________________
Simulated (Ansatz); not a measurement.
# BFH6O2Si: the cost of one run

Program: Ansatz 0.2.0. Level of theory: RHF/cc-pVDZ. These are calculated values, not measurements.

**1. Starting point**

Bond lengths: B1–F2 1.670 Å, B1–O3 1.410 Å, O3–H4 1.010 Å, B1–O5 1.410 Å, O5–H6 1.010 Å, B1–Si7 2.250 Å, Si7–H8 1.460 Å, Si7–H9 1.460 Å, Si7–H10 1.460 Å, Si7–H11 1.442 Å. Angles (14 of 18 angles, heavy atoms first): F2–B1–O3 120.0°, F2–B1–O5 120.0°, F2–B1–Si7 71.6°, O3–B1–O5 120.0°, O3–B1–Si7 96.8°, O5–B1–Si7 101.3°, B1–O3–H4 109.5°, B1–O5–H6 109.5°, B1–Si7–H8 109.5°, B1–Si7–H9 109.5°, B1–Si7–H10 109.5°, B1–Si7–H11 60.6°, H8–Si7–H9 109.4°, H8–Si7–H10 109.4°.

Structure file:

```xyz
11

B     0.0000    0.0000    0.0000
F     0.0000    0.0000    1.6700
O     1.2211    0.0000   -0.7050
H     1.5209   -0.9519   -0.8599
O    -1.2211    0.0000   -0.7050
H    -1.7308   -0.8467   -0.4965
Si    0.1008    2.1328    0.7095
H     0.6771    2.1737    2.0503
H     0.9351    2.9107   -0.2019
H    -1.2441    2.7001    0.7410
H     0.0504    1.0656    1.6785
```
________________

Brief:
Retype all of the entries. Keep each one exactly as written.

Exercise answer:
Simulated (Ansatz); not a measurement.
# BFH6O2Si: the cost of one run

Program: Ansatz 0.2.0. Level of theory: RHF/cc-pVDZ. These are calculated values, not measurements.

**1. Starting point**

Bond lengths: B1–F2 1.670 Å, B1–O3 1.410 Å, O3–H4 1.010 Å, B1–O5 1.410 Å, O5–H6 1.010 Å, B1–Si7 2.250 Å, Si7–H8 1.460 Å, Si7–H9 1.460 Å, Si7–H10 1.460 Å, Si7–H11 1.442 Å. Angles (14 of 18 angles, heavy atoms first): F2–B1–O3 120.0°, F2–B1–O5 120.0°, F2–B1–Si7 71.6°, O3–B1–O5 120.0°, O3–B1–Si7 96.8°, O5–B1–Si7 101.3°, B1–O3–H4 109.5°, B1–O5–H6 109.5°, B1–Si7–H8 109.5°, B1–Si7–H9 109.5°, B1–Si7–H10 109.5°, B1–Si7–H11 60.6°, H8–Si7–H9 109.4°, H8–Si7–H10 109.4°.

Structure file:

```xyz
11

B     0.0000    0.0000    0.0000
F     0.0000    0.0000    1.6700
O     1.2211    0.0000   -0.7050
H     1.5209   -0.9519   -0.8599
O    -1.2211    0.0000   -0.7050
H    -1.7308   -0.8467   -0.4965
Si    0.1008    2.1328    0.7095
H     0.6771    2.1737    2.0503
H     0.9351    2.9107   -0.2019
H    -1.2441    2.7001    0.7410
H     0.0504    1.0656    1.6785
```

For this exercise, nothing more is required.